» **Work instruction**: Nothing but the entries, copied exactly, should appear in the response.

*** Opening Data for review ***
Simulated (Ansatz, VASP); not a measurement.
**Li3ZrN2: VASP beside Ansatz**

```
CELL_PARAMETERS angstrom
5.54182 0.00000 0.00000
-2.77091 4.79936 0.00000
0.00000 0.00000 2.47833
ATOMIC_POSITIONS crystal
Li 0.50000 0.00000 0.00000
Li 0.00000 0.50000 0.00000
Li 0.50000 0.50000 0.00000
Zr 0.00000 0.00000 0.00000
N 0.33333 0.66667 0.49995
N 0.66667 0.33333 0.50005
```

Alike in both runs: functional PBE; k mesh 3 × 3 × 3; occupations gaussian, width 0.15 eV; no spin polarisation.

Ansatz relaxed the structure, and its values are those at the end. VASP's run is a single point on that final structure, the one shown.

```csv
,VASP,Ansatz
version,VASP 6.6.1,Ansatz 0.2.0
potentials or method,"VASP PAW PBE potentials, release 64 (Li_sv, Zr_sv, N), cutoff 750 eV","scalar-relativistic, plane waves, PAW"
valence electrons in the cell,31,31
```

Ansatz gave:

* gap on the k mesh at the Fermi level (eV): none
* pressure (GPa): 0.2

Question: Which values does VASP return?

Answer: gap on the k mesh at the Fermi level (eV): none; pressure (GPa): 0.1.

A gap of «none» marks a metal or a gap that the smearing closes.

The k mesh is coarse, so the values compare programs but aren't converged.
*** Closing Data for review ***

» **Response area**:
Simulated (Ansatz, VASP); not a measurement.
**Li3ZrN2: VASP beside Ansatz**

```
CELL_PARAMETERS angstrom
5.54182 0.00000 0.00000
-2.77091 4.79936 0.00000
0.00000 0.00000 2.47833
ATOMIC_POSITIONS crystal
Li 0.50000 0.00000 0.00000
Li 0.00000 0.50000 0.00000
Li 0.50000 0.50000 0.00000
Zr 0.00000 0.00000 0.00000
N 0.33333 0.66667 0.49995
N 0.66667 0.33333 0.50005
```

Alike in both runs: functional PBE; k mesh 3 × 3 × 3; occupations gaussian, width 0.15 eV; no spin polarisation.

Ansatz relaxed the structure, and its values are those at the end. VASP's run is a single point on that final structure, the one shown.

```csv
,VASP,Ansatz
version,VASP 6.6.1,Ansatz 0.2.0
potentials or method,"VASP PAW PBE potentials, release 64 (Li_sv, Zr_sv, N), cutoff 750 eV","scalar-relativistic, plane waves, PAW"
valence electrons in the cell,31,31
```

Ansatz gave:

* gap on the k mesh at the Fermi level (eV): none
* pressure (GPa): 0.2

Question: Which values does VASP return?

Answer: gap on the k mesh at the Fermi level (eV): none; pressure (GPa): 0.1.

A gap of «none» marks a metal or a gap that the smearing closes.

The k mesh is coarse, so the values compare programs but aren't converged.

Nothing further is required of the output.